RECORDS PROVIDED:
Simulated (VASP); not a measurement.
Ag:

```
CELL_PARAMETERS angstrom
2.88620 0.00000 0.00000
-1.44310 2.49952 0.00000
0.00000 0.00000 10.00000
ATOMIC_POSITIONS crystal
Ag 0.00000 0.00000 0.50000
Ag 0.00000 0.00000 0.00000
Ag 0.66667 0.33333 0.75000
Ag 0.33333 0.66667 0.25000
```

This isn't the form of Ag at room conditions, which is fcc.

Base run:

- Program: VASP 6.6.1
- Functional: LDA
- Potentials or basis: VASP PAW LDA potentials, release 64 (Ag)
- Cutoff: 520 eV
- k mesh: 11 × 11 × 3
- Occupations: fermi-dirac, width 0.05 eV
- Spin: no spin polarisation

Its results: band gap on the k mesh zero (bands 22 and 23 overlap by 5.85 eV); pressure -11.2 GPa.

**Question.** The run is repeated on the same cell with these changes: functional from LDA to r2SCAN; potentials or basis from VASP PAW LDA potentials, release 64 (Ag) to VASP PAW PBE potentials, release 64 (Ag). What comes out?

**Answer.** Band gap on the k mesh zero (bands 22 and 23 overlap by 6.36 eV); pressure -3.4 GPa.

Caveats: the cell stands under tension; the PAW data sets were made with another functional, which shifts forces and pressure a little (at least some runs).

ACTION ITEM: A verbatim copy of all the entries is the expected result.

WRITTEN REPLY:
Simulated (VASP); not a measurement.
Ag:

```
CELL_PARAMETERS angstrom
2.88620 0.00000 0.00000
-1.44310 2.49952 0.00000
0.00000 0.00000 10.00000
ATOMIC_POSITIONS crystal
Ag 0.00000 0.00000 0.50000
Ag 0.00000 0.00000 0.00000
Ag 0.66667 0.33333 0.75000
Ag 0.33333 0.66667 0.25000
```

This isn't the form of Ag at room conditions, which is fcc.

Base run:

- Program: VASP 6.6.1
- Functional: LDA
- Potentials or basis: VASP PAW LDA potentials, release 64 (Ag)
- Cutoff: 520 eV
- k mesh: 11 × 11 × 3
- Occupations: fermi-dirac, width 0.05 eV
- Spin: no spin polarisation

Its results: band gap on the k mesh zero (bands 22 and 23 overlap by 5.85 eV); pressure -11.2 GPa.

**Question.** The run is repeated on the same cell with these changes: functional from LDA to r2SCAN; potentials or basis from VASP PAW LDA potentials, release 64 (Ag) to VASP PAW PBE potentials, release 64 (Ag). What comes out?

**Answer.** Band gap on the k mesh zero (bands 22 and 23 overlap by 6.36 eV); pressure -3.4 GPa.

Caveats: the cell stands under tension; the PAW data sets were made with another functional, which shifts forces and pressure a little (at least some runs).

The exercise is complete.